§ WORK TASK:
Restate word for word the entries below, starting with the line with "Computed values are" and continuing through the line with "Task: What is the total". Include both of those lines and no others.

::: SUPPLIED ENTRIES
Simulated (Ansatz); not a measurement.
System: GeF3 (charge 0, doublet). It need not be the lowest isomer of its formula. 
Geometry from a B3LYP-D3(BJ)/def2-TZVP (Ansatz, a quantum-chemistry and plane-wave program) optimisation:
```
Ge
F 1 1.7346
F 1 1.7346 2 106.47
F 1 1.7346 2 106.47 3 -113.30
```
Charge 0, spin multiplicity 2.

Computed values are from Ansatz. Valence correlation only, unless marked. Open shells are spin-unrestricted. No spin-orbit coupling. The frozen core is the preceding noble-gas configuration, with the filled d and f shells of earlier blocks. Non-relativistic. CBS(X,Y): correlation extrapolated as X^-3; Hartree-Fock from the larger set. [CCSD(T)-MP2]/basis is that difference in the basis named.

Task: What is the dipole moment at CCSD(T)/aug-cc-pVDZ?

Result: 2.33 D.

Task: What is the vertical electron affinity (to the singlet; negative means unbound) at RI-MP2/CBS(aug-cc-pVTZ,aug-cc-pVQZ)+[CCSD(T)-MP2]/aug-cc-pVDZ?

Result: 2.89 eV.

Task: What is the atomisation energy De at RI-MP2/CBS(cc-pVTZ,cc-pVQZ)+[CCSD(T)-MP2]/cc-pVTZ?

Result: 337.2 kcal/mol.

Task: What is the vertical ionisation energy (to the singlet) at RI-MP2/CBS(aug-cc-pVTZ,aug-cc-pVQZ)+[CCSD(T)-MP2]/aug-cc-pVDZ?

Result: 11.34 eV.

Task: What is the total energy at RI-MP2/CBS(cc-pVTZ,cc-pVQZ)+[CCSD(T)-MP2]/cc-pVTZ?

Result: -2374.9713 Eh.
::::::

§ EXERCISE SOLUTION:
Computed values are from Ansatz. Valence correlation only, unless marked. Open shells are spin-unrestricted. No spin-orbit coupling. The frozen core is the preceding noble-gas configuration, with the filled d and f shells of earlier blocks. Non-relativistic. CBS(X,Y): correlation extrapolated as X^-3; Hartree-Fock from the larger set. [CCSD(T)-MP2]/basis is that difference in the basis named.

Task: What is the dipole moment at CCSD(T)/aug-cc-pVDZ?

Result: 2.33 D.

Task: What is the vertical electron affinity (to the singlet; negative means unbound) at RI-MP2/CBS(aug-cc-pVTZ,aug-cc-pVQZ)+[CCSD(T)-MP2]/aug-cc-pVDZ?

Result: 2.89 eV.

Task: What is the atomisation energy De at RI-MP2/CBS(cc-pVTZ,cc-pVQZ)+[CCSD(T)-MP2]/cc-pVTZ?

Result: 337.2 kcal/mol.

Task: What is the vertical ionisation energy (to the singlet) at RI-MP2/CBS(aug-cc-pVTZ,aug-cc-pVQZ)+[CCSD(T)-MP2]/aug-cc-pVDZ?

Result: 11.34 eV.

Task: What is the total energy at RI-MP2/CBS(cc-pVTZ,cc-pVQZ)+[CCSD(T)-MP2]/cc-pVTZ?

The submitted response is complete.